- Data under study -
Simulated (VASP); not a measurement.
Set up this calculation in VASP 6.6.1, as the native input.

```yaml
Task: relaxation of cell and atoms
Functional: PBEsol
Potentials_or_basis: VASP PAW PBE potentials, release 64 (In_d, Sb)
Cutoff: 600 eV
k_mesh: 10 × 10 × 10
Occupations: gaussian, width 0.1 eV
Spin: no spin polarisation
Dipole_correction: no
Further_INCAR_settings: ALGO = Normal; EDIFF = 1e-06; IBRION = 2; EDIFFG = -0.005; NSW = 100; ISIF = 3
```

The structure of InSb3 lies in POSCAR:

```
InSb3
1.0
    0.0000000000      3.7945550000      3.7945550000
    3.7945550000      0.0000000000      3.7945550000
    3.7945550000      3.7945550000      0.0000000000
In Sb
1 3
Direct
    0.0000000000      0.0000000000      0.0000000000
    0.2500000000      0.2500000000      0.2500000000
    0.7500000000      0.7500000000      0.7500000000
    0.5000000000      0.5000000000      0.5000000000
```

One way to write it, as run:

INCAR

- Work task -
The answer should be the complete set of records, printed exactly.

- Written answer -
Simulated (VASP); not a measurement.
Set up this calculation in VASP 6.6.1, as the native input.

```yaml
Task: relaxation of cell and atoms
Functional: PBEsol
Potentials_or_basis: VASP PAW PBE potentials, release 64 (In_d, Sb)
Cutoff: 600 eV
k_mesh: 10 × 10 × 10
Occupations: gaussian, width 0.1 eV
Spin: no spin polarisation
Dipole_correction: no
Further_INCAR_settings: ALGO = Normal; EDIFF = 1e-06; IBRION = 2; EDIFFG = -0.005; NSW = 100; ISIF = 3
```

The structure of InSb3 lies in POSCAR:

```
InSb3
1.0
    0.0000000000      3.7945550000      3.7945550000
    3.7945550000      0.0000000000      3.7945550000
    3.7945550000      3.7945550000      0.0000000000
In Sb
1 3
Direct
    0.0000000000      0.0000000000      0.0000000000
    0.2500000000      0.2500000000      0.2500000000
    0.7500000000      0.7500000000      0.7500000000
    0.5000000000      0.5000000000      0.5000000000
```

One way to write it, as run:

INCAR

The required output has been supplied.